---+---

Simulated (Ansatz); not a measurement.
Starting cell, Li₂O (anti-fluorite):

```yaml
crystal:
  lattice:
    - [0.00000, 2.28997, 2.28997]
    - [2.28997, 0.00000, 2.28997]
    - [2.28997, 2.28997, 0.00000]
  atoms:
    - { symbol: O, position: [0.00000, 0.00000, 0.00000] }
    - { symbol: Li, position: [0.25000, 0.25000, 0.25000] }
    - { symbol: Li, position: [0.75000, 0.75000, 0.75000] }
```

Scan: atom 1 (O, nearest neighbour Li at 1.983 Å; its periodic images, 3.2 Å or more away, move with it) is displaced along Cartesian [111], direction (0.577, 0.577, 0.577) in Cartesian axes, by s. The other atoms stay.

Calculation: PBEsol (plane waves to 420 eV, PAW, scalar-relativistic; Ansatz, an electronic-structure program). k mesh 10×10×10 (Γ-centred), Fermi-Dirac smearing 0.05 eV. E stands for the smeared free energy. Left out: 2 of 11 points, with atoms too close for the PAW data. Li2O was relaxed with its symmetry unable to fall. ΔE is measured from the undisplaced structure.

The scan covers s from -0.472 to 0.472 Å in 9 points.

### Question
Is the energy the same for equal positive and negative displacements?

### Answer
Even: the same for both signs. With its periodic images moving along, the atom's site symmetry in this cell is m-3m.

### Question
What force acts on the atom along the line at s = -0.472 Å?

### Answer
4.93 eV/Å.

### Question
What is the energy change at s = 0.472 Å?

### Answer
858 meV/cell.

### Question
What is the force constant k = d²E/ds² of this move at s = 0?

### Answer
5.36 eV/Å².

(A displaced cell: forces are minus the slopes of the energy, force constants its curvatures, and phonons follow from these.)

---+---

Exercise:
Only one stretch is wanted, so please give again exactly the lines from the start of the data through the line containing "Scan: atom 1", both ends included.

Task solution:
Simulated (Ansatz); not a measurement.
Starting cell, Li₂O (anti-fluorite):

```yaml
crystal:
  lattice:
    - [0.00000, 2.28997, 2.28997]
    - [2.28997, 0.00000, 2.28997]
    - [2.28997, 2.28997, 0.00000]
  atoms:
    - { symbol: O, position: [0.00000, 0.00000, 0.00000] }
    - { symbol: Li, position: [0.25000, 0.25000, 0.25000] }
    - { symbol: Li, position: [0.75000, 0.75000, 0.75000] }
```

Scan: atom 1 (O, nearest neighbour Li at 1.983 Å; its periodic images, 3.2 Å or more away, move with it) is displaced along Cartesian [111], direction (0.577, 0.577, 0.577) in Cartesian axes, by s. The other atoms stay.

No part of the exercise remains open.